- **REQUIRED ACTION**: Please copy the leading lines of the entries below exactly, concluding with the line in which "D. p: rc 1.8" occurs.

- **DATASET**:
——
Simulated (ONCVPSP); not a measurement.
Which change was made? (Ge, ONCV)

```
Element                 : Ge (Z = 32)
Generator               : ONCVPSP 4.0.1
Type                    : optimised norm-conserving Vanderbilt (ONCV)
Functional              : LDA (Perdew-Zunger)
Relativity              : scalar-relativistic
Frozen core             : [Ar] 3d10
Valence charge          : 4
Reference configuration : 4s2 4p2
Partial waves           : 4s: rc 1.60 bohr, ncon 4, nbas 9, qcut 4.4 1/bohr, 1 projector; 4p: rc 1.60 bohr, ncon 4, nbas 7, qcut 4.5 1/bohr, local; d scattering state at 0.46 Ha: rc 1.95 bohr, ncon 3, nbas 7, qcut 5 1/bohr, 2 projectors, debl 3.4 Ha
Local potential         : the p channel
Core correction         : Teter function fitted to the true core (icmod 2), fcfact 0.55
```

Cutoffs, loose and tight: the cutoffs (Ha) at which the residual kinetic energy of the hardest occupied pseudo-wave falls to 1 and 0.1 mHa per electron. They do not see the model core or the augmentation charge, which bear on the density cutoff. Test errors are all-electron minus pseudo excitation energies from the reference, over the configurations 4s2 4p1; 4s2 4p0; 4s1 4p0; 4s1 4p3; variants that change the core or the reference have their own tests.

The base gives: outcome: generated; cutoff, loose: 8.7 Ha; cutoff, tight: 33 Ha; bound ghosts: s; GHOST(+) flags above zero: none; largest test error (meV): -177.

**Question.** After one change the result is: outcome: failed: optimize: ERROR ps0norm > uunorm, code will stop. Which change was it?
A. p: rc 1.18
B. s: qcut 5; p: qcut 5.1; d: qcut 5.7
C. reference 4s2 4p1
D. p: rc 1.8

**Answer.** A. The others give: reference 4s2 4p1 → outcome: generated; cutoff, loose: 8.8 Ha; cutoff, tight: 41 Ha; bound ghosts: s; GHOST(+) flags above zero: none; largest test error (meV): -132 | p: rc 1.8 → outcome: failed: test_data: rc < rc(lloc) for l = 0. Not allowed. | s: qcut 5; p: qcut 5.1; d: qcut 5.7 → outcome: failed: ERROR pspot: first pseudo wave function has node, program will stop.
——

- **RESPONSE BOX**:
Simulated (ONCVPSP); not a measurement.
Which change was made? (Ge, ONCV)

```
Element                 : Ge (Z = 32)
Generator               : ONCVPSP 4.0.1
Type                    : optimised norm-conserving Vanderbilt (ONCV)
Functional              : LDA (Perdew-Zunger)
Relativity              : scalar-relativistic
Frozen core             : [Ar] 3d10
Valence charge          : 4
Reference configuration : 4s2 4p2
Partial waves           : 4s: rc 1.60 bohr, ncon 4, nbas 9, qcut 4.4 1/bohr, 1 projector; 4p: rc 1.60 bohr, ncon 4, nbas 7, qcut 4.5 1/bohr, local; d scattering state at 0.46 Ha: rc 1.95 bohr, ncon 3, nbas 7, qcut 5 1/bohr, 2 projectors, debl 3.4 Ha
Local potential         : the p channel
Core correction         : Teter function fitted to the true core (icmod 2), fcfact 0.55
```

Cutoffs, loose and tight: the cutoffs (Ha) at which the residual kinetic energy of the hardest occupied pseudo-wave falls to 1 and 0.1 mHa per electron. They do not see the model core or the augmentation charge, which bear on the density cutoff. Test errors are all-electron minus pseudo excitation energies from the reference, over the configurations 4s2 4p1; 4s2 4p0; 4s1 4p0; 4s1 4p3; variants that change the core or the reference have their own tests.

The base gives: outcome: generated; cutoff, loose: 8.7 Ha; cutoff, tight: 33 Ha; bound ghosts: s; GHOST(+) flags above zero: none; largest test error (meV): -177.

**Question.** After one change the result is: outcome: failed: optimize: ERROR ps0norm > uunorm, code will stop. Which change was it?
A. p: rc 1.18
B. s: qcut 5; p: qcut 5.1; d: qcut 5.7
C. reference 4s2 4p1
D. p: rc 1.8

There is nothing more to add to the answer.